■ Records shown
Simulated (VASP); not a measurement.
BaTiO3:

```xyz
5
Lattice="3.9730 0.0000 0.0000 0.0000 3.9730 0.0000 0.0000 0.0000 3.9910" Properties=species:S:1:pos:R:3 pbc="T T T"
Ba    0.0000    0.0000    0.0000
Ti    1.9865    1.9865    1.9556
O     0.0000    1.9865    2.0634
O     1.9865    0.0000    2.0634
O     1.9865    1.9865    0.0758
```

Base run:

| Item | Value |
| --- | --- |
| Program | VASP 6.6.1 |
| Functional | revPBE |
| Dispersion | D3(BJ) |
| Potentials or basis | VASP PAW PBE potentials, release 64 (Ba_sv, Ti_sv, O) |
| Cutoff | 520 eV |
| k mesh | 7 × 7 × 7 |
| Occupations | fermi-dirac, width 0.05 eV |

■ Task item
Output all of the data again. Match it exactly.

■ Your solution
Simulated (VASP); not a measurement.
BaTiO3:

```xyz
5
Lattice="3.9730 0.0000 0.0000 0.0000 3.9730 0.0000 0.0000 0.0000 3.9910" Properties=species:S:1:pos:R:3 pbc="T T T"
Ba    0.0000    0.0000    0.0000
Ti    1.9865    1.9865    1.9556
O     0.0000    1.9865    2.0634
O     1.9865    0.0000    2.0634
O     1.9865    1.9865    0.0758
```

Base run:

| Item | Value |
| --- | --- |
| Program | VASP 6.6.1 |
| Functional | revPBE |
| Dispersion | D3(BJ) |
| Potentials or basis | VASP PAW PBE potentials, release 64 (Ba_sv, Ti_sv, O) |
| Cutoff | 520 eV |
| k mesh | 7 × 7 × 7 |
| Occupations | fermi-dirac, width 0.05 eV |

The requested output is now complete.